▶ [Work order]:
Beginning with the first line of the data below, extract each line up to and including the one containing "A: Pressure (GPa): 0.0.". Copy them exactly and add nothing.

Data under study Block Start

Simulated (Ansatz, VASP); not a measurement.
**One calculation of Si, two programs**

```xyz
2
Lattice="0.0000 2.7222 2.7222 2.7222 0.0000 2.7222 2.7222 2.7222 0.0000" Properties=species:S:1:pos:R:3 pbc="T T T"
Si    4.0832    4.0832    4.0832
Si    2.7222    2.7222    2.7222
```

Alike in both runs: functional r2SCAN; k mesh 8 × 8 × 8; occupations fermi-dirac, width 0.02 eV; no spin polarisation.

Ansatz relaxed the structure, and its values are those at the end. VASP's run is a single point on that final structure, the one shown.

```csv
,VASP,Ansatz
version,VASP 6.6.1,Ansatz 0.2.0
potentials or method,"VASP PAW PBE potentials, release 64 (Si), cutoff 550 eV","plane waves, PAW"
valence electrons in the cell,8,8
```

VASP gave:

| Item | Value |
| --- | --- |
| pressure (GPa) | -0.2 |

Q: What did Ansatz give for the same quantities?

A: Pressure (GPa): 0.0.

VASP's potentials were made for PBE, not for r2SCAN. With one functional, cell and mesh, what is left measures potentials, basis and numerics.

Data under study Block End

▶ [Response box]:
Simulated (Ansatz, VASP); not a measurement.
**One calculation of Si, two programs**

```xyz
2
Lattice="0.0000 2.7222 2.7222 2.7222 0.0000 2.7222 2.7222 2.7222 0.0000" Properties=species:S:1:pos:R:3 pbc="T T T"
Si    4.0832    4.0832    4.0832
Si    2.7222    2.7222    2.7222
```

Alike in both runs: functional r2SCAN; k mesh 8 × 8 × 8; occupations fermi-dirac, width 0.02 eV; no spin polarisation.

Ansatz relaxed the structure, and its values are those at the end. VASP's run is a single point on that final structure, the one shown.

```csv
,VASP,Ansatz
version,VASP 6.6.1,Ansatz 0.2.0
potentials or method,"VASP PAW PBE potentials, release 64 (Si), cutoff 550 eV","plane waves, PAW"
valence electrons in the cell,8,8
```

VASP gave:

| Item | Value |
| --- | --- |
| pressure (GPa) | -0.2 |

Q: What did Ansatz give for the same quantities?

A: Pressure (GPa): 0.0.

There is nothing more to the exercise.